### Activity
Line by line, reproduce exactly the beginning of the listing below, ending with the line that contains "- Functional: r2SCAN" and adding nothing.

--- Extracted material Enclosed Below ---

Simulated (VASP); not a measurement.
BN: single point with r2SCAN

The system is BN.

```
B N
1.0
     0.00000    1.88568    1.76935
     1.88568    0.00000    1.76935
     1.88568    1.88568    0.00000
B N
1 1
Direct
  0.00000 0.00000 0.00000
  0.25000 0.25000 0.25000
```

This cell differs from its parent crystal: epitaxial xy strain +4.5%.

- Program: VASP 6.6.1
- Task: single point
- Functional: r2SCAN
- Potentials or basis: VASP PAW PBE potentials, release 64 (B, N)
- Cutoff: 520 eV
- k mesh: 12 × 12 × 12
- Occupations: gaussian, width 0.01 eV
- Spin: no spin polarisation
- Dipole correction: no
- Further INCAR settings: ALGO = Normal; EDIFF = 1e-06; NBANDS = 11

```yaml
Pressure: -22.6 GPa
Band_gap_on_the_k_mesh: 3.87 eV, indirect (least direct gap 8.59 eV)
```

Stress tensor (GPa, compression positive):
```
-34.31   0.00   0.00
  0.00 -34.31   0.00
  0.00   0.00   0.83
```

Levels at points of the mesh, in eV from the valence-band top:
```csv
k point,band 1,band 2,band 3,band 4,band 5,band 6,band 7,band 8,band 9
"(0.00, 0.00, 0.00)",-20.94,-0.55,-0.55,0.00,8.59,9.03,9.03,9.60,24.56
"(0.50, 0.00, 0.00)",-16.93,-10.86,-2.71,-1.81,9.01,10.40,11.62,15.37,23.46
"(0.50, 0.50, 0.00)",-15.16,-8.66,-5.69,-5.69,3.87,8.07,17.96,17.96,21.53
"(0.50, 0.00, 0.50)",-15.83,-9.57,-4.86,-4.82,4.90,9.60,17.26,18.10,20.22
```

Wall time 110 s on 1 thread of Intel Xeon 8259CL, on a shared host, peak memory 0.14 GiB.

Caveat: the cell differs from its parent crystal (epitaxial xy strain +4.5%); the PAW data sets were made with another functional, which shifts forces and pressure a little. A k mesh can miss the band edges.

--- End of Enclosed Extracted material ---

### Solution
Simulated (VASP); not a measurement.
BN: single point with r2SCAN

The system is BN.

```
B N
1.0
     0.00000    1.88568    1.76935
     1.88568    0.00000    1.76935
     1.88568    1.88568    0.00000
B N
1 1
Direct
  0.00000 0.00000 0.00000
  0.25000 0.25000 0.25000
```

This cell differs from its parent crystal: epitaxial xy strain +4.5%.

- Program: VASP 6.6.1
- Task: single point
- Functional: r2SCAN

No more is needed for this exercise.